____________________
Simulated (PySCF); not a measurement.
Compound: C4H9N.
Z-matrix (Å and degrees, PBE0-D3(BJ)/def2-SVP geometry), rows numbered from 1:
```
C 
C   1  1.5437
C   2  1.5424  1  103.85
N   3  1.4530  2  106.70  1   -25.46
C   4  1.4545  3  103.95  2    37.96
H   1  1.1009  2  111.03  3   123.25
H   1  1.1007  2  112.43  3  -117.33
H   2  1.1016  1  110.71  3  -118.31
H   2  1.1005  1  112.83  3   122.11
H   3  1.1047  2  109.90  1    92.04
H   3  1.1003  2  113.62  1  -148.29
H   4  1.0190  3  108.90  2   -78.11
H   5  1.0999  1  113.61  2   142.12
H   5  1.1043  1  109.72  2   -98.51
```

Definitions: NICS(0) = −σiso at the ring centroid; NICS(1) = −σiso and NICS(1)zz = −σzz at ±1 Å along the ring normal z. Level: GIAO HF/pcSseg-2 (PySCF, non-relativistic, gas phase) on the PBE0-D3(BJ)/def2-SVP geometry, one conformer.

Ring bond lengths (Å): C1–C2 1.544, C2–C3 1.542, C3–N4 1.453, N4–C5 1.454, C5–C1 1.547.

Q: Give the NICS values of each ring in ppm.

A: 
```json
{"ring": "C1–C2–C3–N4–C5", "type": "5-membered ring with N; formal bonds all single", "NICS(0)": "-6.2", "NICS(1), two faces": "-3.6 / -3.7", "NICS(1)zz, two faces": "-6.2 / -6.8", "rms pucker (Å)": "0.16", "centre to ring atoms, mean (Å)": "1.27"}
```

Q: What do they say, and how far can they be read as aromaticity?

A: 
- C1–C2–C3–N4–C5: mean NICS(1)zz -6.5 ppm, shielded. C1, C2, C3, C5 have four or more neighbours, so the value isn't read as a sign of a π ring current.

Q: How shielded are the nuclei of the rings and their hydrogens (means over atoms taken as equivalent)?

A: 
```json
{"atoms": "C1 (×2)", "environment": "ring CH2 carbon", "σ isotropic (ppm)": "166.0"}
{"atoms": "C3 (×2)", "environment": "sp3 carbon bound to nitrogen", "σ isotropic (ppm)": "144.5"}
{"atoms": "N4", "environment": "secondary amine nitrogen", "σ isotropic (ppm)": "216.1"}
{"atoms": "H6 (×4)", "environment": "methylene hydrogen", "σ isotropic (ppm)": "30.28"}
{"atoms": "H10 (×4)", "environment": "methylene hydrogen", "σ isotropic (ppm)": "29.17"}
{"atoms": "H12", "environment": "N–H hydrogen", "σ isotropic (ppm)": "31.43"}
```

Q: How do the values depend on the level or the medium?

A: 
____________________

TASK ITEM :: The reply should consist solely of the lines above from the one that has "Q: What do they" through the one that has "Q: How do the", reproduced exactly.

ANSWER AREA ::
Q: What do they say, and how far can they be read as aromaticity?

A: 
- C1–C2–C3–N4–C5: mean NICS(1)zz -6.5 ppm, shielded. C1, C2, C3, C5 have four or more neighbours, so the value isn't read as a sign of a π ring current.

Q: How shielded are the nuclei of the rings and their hydrogens (means over atoms taken as equivalent)?

A: 
```json
{"atoms": "C1 (×2)", "environment": "ring CH2 carbon", "σ isotropic (ppm)": "166.0"}
{"atoms": "C3 (×2)", "environment": "sp3 carbon bound to nitrogen", "σ isotropic (ppm)": "144.5"}
{"atoms": "N4", "environment": "secondary amine nitrogen", "σ isotropic (ppm)": "216.1"}
{"atoms": "H6 (×4)", "environment": "methylene hydrogen", "σ isotropic (ppm)": "30.28"}
{"atoms": "H10 (×4)", "environment": "methylene hydrogen", "σ isotropic (ppm)": "29.17"}
{"atoms": "H12", "environment": "N–H hydrogen", "σ isotropic (ppm)": "31.43"}
```

Q: How do the values depend on the level or the medium?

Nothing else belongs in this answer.